# [DATA LISTING]
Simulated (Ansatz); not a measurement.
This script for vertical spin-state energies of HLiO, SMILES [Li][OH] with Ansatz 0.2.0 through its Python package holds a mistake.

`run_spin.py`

# [WORK REQUEST]
Please print out every entry again, exactly as it reads.

# [YOUR SOLUTION]
Simulated (Ansatz); not a measurement.
This script for vertical spin-state energies of HLiO, SMILES [Li][OH] with Ansatz 0.2.0 through its Python package holds a mistake.

`run_spin.py`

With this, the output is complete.